- TASK ITEM
Starting at the first line below, copy through to the last line exactly.

*** SUPPLIED ENTRIES Section Begins ***

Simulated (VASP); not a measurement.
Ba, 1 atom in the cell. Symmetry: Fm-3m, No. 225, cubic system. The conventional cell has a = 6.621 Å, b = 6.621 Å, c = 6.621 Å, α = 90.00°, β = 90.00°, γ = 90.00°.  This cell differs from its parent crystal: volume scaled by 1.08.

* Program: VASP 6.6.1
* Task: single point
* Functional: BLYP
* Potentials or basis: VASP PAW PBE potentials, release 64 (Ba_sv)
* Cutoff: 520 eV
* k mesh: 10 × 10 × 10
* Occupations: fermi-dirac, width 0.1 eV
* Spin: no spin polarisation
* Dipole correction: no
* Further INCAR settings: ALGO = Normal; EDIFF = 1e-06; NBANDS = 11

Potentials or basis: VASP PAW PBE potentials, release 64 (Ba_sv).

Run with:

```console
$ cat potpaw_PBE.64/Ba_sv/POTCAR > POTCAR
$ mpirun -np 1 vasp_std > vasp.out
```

*** SUPPLIED ENTRIES Section Ends ***

- ANSWER SPACE
Simulated (VASP); not a measurement.
Ba, 1 atom in the cell. Symmetry: Fm-3m, No. 225, cubic system. The conventional cell has a = 6.621 Å, b = 6.621 Å, c = 6.621 Å, α = 90.00°, β = 90.00°, γ = 90.00°.  This cell differs from its parent crystal: volume scaled by 1.08.

* Program: VASP 6.6.1
* Task: single point
* Functional: BLYP
* Potentials or basis: VASP PAW PBE potentials, release 64 (Ba_sv)
* Cutoff: 520 eV
* k mesh: 10 × 10 × 10
* Occupations: fermi-dirac, width 0.1 eV
* Spin: no spin polarisation
* Dipole correction: no
* Further INCAR settings: ALGO = Normal; EDIFF = 1e-06; NBANDS = 11

Potentials or basis: VASP PAW PBE potentials, release 64 (Ba_sv).

Run with:

```console
$ cat potpaw_PBE.64/Ba_sv/POTCAR > POTCAR
$ mpirun -np 1 vasp_std > vasp.out
```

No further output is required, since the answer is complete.